Repeat the first line of the listing and each line after it, exactly, through the line containing "Q: Which nucleus".

### Entries provided
- Opening Delimiter -

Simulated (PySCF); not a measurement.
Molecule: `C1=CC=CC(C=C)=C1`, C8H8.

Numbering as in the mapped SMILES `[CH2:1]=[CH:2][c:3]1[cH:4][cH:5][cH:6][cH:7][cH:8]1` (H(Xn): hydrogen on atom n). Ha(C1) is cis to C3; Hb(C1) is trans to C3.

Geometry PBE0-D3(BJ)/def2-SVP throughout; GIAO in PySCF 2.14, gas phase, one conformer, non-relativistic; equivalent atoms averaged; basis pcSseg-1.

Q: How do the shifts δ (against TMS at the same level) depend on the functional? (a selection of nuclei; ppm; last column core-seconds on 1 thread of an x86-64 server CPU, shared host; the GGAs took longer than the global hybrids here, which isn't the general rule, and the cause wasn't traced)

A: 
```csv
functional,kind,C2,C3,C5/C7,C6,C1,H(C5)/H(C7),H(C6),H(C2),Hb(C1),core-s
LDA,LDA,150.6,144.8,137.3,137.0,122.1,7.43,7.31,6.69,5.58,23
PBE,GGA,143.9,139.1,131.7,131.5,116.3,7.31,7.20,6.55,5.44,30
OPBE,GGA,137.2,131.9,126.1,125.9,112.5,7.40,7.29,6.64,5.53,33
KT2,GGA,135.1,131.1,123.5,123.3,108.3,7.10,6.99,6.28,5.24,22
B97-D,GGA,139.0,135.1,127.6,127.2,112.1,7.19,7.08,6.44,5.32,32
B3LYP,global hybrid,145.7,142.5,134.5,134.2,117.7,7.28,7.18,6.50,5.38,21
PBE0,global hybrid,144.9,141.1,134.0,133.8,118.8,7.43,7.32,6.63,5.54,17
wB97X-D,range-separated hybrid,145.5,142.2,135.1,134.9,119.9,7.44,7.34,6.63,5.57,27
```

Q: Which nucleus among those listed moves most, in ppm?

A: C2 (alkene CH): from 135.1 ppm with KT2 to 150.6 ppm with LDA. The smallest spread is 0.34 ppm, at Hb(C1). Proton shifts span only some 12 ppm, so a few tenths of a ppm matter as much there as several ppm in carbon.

- Closing Delimiter -

### Response
Simulated (PySCF); not a measurement.
Molecule: `C1=CC=CC(C=C)=C1`, C8H8.

Numbering as in the mapped SMILES `[CH2:1]=[CH:2][c:3]1[cH:4][cH:5][cH:6][cH:7][cH:8]1` (H(Xn): hydrogen on atom n). Ha(C1) is cis to C3; Hb(C1) is trans to C3.

Geometry PBE0-D3(BJ)/def2-SVP throughout; GIAO in PySCF 2.14, gas phase, one conformer, non-relativistic; equivalent atoms averaged; basis pcSseg-1.

Q: How do the shifts δ (against TMS at the same level) depend on the functional? (a selection of nuclei; ppm; last column core-seconds on 1 thread of an x86-64 server CPU, shared host; the GGAs took longer than the global hybrids here, which isn't the general rule, and the cause wasn't traced)

A: 
```csv
functional,kind,C2,C3,C5/C7,C6,C1,H(C5)/H(C7),H(C6),H(C2),Hb(C1),core-s
LDA,LDA,150.6,144.8,137.3,137.0,122.1,7.43,7.31,6.69,5.58,23
PBE,GGA,143.9,139.1,131.7,131.5,116.3,7.31,7.20,6.55,5.44,30
OPBE,GGA,137.2,131.9,126.1,125.9,112.5,7.40,7.29,6.64,5.53,33
KT2,GGA,135.1,131.1,123.5,123.3,108.3,7.10,6.99,6.28,5.24,22
B97-D,GGA,139.0,135.1,127.6,127.2,112.1,7.19,7.08,6.44,5.32,32
B3LYP,global hybrid,145.7,142.5,134.5,134.2,117.7,7.28,7.18,6.50,5.38,21
PBE0,global hybrid,144.9,141.1,134.0,133.8,118.8,7.43,7.32,6.63,5.54,17
wB97X-D,range-separated hybrid,145.5,142.2,135.1,134.9,119.9,7.44,7.34,6.63,5.57,27
```

Q: Which nucleus among those listed moves most, in ppm?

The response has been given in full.